__Required action__: Write the records out again in full, word for word.

+ + + +
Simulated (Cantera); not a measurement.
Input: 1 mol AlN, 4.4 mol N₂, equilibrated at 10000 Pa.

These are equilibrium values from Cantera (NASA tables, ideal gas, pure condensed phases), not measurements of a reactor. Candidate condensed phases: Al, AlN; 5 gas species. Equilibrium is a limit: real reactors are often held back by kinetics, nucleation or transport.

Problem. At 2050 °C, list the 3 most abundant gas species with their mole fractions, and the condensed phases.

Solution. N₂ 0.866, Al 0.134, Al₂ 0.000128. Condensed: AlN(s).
+ + + +

__Answer space__:
Simulated (Cantera); not a measurement.
Input: 1 mol AlN, 4.4 mol N₂, equilibrated at 10000 Pa.

These are equilibrium values from Cantera (NASA tables, ideal gas, pure condensed phases), not measurements of a reactor. Candidate condensed phases: Al, AlN; 5 gas species. Equilibrium is a limit: real reactors are often held back by kinetics, nucleation or transport.

Problem. At 2050 °C, list the 3 most abundant gas species with their mole fractions, and the condensed phases.

Solution. N₂ 0.866, Al 0.134, Al₂ 0.000128. Condensed: AlN(s).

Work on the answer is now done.